Take the material below from its first line through the line containing "pressure -11.3 GPa." and, please, write those lines again exactly.

:::::
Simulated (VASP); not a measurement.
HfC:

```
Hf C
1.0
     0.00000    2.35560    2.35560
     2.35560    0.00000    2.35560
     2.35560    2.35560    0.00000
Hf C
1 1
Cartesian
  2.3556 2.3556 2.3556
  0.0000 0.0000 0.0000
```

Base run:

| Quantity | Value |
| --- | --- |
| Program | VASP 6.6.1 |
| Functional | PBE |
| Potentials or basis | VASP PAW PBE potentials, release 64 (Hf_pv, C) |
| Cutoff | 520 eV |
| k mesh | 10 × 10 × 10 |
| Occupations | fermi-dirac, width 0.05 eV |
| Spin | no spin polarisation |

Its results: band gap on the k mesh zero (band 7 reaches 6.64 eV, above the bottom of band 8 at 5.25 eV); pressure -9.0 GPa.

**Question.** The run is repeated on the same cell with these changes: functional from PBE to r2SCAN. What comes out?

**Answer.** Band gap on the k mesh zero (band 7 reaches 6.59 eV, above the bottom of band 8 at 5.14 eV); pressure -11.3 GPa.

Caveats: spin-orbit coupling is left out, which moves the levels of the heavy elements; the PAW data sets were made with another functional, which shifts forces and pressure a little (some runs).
:::::

* Problem solution *
Simulated (VASP); not a measurement.
HfC:

```
Hf C
1.0
     0.00000    2.35560    2.35560
     2.35560    0.00000    2.35560
     2.35560    2.35560    0.00000
Hf C
1 1
Cartesian
  2.3556 2.3556 2.3556
  0.0000 0.0000 0.0000
```

Base run:

| Quantity | Value |
| --- | --- |
| Program | VASP 6.6.1 |
| Functional | PBE |
| Potentials or basis | VASP PAW PBE potentials, release 64 (Hf_pv, C) |
| Cutoff | 520 eV |
| k mesh | 10 × 10 × 10 |
| Occupations | fermi-dirac, width 0.05 eV |
| Spin | no spin polarisation |

Its results: band gap on the k mesh zero (band 7 reaches 6.64 eV, above the bottom of band 8 at 5.25 eV); pressure -9.0 GPa.

**Question.** The run is repeated on the same cell with these changes: functional from PBE to r2SCAN. What comes out?

**Answer.** Band gap on the k mesh zero (band 7 reaches 6.59 eV, above the bottom of band 8 at 5.14 eV); pressure -11.3 GPa.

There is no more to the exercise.